REQUIRED ACTION - Could you reproduce all of the entries below without a single change?

DATA TO EXAMINE Block Start

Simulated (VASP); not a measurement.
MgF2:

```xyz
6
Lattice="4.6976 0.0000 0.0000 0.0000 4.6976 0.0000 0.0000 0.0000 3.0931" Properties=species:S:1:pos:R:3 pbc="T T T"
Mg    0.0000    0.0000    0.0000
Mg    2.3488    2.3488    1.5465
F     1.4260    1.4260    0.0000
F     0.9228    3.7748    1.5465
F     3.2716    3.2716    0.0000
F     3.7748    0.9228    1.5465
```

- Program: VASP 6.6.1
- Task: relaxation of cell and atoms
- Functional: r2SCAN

DATA TO EXAMINE Block End

WRITTEN REPLY -
Simulated (VASP); not a measurement.
MgF2:

```xyz
6
Lattice="4.6976 0.0000 0.0000 0.0000 4.6976 0.0000 0.0000 0.0000 3.0931" Properties=species:S:1:pos:R:3 pbc="T T T"
Mg    0.0000    0.0000    0.0000
Mg    2.3488    2.3488    1.5465
F     1.4260    1.4260    0.0000
F     0.9228    3.7748    1.5465
F     3.2716    3.2716    0.0000
F     3.7748    0.9228    1.5465
```

- Program: VASP 6.6.1
- Task: relaxation of cell and atoms
- Functional: r2SCAN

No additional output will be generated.